Assigned task:
The entire listing below needs to be transcribed word for word.

Data for analysis:
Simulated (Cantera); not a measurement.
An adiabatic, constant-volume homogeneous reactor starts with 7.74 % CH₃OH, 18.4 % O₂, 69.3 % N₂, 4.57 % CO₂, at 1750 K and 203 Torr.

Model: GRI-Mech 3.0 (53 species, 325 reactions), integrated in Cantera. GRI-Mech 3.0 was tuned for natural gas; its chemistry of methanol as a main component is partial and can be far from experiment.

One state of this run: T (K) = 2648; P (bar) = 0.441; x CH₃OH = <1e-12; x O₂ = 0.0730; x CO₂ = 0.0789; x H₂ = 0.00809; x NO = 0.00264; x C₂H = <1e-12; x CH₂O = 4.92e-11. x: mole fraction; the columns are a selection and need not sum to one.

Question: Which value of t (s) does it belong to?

Written reply:
Simulated (Cantera); not a measurement.
An adiabatic, constant-volume homogeneous reactor starts with 7.74 % CH₃OH, 18.4 % O₂, 69.3 % N₂, 4.57 % CO₂, at 1750 K and 203 Torr.

Model: GRI-Mech 3.0 (53 species, 325 reactions), integrated in Cantera. GRI-Mech 3.0 was tuned for natural gas; its chemistry of methanol as a main component is partial and can be far from experiment.

One state of this run: T (K) = 2648; P (bar) = 0.441; x CH₃OH = <1e-12; x O₂ = 0.0730; x CO₂ = 0.0789; x H₂ = 0.00809; x NO = 0.00264; x C₂H = <1e-12; x CH₂O = 4.92e-11. x: mole fraction; the columns are a selection and need not sum to one.

Question: Which value of t (s) does it belong to?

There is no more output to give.